◆ Work order: Give back all of the records, exactly and completely.

◆ Recorded data:
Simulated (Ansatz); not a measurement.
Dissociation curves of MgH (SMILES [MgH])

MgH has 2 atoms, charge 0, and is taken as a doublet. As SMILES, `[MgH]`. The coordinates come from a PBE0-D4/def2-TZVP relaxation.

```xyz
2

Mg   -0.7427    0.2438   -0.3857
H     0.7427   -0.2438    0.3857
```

◆ Response:
Simulated (Ansatz); not a measurement.
Dissociation curves of MgH (SMILES [MgH])

MgH has 2 atoms, charge 0, and is taken as a doublet. As SMILES, `[MgH]`. The coordinates come from a PBE0-D4/def2-TZVP relaxation.

```xyz
2

Mg   -0.7427    0.2438   -0.3857
H     0.7427   -0.2438    0.3857
```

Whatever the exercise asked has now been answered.